• _Work instruction_
In the data below, one line contains "Pr f U = 5 eV" and a later one contains "-0.02 | 35.74 |". Print both, with every line between them, exactly and alone.

--- Provided records Enclosed Below ---
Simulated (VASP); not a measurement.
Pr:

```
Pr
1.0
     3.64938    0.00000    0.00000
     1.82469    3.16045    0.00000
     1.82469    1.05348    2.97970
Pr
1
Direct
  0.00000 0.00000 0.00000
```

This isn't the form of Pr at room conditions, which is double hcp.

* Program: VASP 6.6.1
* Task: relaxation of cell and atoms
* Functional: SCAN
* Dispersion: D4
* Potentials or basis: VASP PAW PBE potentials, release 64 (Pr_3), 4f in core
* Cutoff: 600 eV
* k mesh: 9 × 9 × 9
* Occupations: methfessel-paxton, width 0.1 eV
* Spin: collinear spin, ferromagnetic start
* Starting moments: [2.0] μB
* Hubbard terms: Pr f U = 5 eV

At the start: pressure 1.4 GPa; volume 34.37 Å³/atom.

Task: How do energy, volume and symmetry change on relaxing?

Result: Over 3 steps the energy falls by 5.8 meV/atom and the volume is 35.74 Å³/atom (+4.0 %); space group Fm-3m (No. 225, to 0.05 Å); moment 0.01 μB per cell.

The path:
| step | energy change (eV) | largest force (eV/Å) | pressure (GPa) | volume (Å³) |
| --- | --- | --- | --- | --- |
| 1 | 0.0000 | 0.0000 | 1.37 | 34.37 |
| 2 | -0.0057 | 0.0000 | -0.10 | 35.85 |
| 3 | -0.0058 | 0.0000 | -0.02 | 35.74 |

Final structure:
--- End of Enclosed Provided records ---

• _Response area_
* Hubbard terms: Pr f U = 5 eV

At the start: pressure 1.4 GPa; volume 34.37 Å³/atom.

Task: How do energy, volume and symmetry change on relaxing?

Result: Over 3 steps the energy falls by 5.8 meV/atom and the volume is 35.74 Å³/atom (+4.0 %); space group Fm-3m (No. 225, to 0.05 Å); moment 0.01 μB per cell.

The path:
| step | energy change (eV) | largest force (eV/Å) | pressure (GPa) | volume (Å³) |
| --- | --- | --- | --- | --- |
| 1 | 0.0000 | 0.0000 | 1.37 | 34.37 |
| 2 | -0.0057 | 0.0000 | -0.10 | 35.85 |
| 3 | -0.0058 | 0.0000 | -0.02 | 35.74 |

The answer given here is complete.